# [Work task]
When you respond, restate each record exactly as it is given.

****

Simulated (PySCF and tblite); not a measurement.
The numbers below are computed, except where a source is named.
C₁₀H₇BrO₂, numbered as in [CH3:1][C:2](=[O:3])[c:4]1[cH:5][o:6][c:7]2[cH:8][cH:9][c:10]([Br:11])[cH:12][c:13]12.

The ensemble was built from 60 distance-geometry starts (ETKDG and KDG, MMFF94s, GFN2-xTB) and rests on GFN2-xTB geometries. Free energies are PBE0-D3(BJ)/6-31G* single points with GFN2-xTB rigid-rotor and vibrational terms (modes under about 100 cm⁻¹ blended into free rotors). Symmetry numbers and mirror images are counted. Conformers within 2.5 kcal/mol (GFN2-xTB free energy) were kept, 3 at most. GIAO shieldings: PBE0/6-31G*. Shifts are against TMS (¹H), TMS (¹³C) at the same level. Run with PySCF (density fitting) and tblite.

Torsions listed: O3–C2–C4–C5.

****

# [Exercise output]
Simulated (PySCF and tblite); not a measurement.
The numbers below are computed, except where a source is named.
C₁₀H₇BrO₂, numbered as in [CH3:1][C:2](=[O:3])[c:4]1[cH:5][o:6][c:7]2[cH:8][cH:9][c:10]([Br:11])[cH:12][c:13]12.

The ensemble was built from 60 distance-geometry starts (ETKDG and KDG, MMFF94s, GFN2-xTB) and rests on GFN2-xTB geometries. Free energies are PBE0-D3(BJ)/6-31G* single points with GFN2-xTB rigid-rotor and vibrational terms (modes under about 100 cm⁻¹ blended into free rotors). Symmetry numbers and mirror images are counted. Conformers within 2.5 kcal/mol (GFN2-xTB free energy) were kept, 3 at most. GIAO shieldings: PBE0/6-31G*. Shifts are against TMS (¹H), TMS (¹³C) at the same level. Run with PySCF (density fitting) and tblite.

Torsions listed: O3–C2–C4–C5.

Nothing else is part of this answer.